DATA FOR ANALYSIS ->
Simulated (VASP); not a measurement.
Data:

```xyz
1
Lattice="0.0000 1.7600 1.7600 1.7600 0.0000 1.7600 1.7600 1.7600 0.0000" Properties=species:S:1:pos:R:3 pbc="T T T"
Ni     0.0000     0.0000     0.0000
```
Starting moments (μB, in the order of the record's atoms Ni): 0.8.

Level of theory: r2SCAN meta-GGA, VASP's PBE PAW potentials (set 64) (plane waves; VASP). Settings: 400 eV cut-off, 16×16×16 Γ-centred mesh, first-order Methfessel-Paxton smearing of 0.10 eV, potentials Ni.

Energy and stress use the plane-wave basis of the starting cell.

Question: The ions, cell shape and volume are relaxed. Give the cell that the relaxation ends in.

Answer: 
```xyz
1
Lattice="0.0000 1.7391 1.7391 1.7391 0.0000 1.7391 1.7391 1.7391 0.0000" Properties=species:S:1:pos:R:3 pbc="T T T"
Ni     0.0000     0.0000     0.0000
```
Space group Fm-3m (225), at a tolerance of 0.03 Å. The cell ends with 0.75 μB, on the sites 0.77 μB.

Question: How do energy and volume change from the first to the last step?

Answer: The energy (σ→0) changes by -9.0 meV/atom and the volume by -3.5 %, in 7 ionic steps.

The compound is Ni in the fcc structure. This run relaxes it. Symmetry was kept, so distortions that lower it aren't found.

REQUIRED ACTION -> Only certain lines are wanted. Please return exactly those from the top of the data through the line with "Question: How do".

WRITTEN ANSWER ->
Simulated (VASP); not a measurement.
Data:

```xyz
1
Lattice="0.0000 1.7600 1.7600 1.7600 0.0000 1.7600 1.7600 1.7600 0.0000" Properties=species:S:1:pos:R:3 pbc="T T T"
Ni     0.0000     0.0000     0.0000
```
Starting moments (μB, in the order of the record's atoms Ni): 0.8.

Level of theory: r2SCAN meta-GGA, VASP's PBE PAW potentials (set 64) (plane waves; VASP). Settings: 400 eV cut-off, 16×16×16 Γ-centred mesh, first-order Methfessel-Paxton smearing of 0.10 eV, potentials Ni.

Energy and stress use the plane-wave basis of the starting cell.

Question: The ions, cell shape and volume are relaxed. Give the cell that the relaxation ends in.

Answer: 
```xyz
1
Lattice="0.0000 1.7391 1.7391 1.7391 0.0000 1.7391 1.7391 1.7391 0.0000" Properties=species:S:1:pos:R:3 pbc="T T T"
Ni     0.0000     0.0000     0.0000
```
Space group Fm-3m (225), at a tolerance of 0.03 Å. The cell ends with 0.75 μB, on the sites 0.77 μB.

Question: How do energy and volume change from the first to the last step?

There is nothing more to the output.